Some entries follow. Reproduce exactly the lines starting at the one with "This is a report" and stopping after the one with "## 1. The structure".

# # # #
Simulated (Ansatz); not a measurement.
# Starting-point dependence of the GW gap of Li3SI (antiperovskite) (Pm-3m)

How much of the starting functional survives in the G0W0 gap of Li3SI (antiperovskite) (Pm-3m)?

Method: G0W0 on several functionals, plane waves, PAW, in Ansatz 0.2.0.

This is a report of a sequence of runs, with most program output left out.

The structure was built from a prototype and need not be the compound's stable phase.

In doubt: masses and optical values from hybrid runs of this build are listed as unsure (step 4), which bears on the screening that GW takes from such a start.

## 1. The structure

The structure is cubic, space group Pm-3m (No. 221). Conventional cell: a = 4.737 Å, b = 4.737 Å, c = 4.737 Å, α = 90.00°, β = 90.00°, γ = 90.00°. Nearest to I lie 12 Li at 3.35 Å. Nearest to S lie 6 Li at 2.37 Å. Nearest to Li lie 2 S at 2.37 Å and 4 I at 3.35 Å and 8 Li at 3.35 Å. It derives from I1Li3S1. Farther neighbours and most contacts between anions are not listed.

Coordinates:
# # # #

# TASK RESPONSE:
This is a report of a sequence of runs, with most program output left out.

The structure was built from a prototype and need not be the compound's stable phase.

In doubt: masses and optical values from hybrid runs of this build are listed as unsure (step 4), which bears on the screening that GW takes from such a start.

## 1. The structure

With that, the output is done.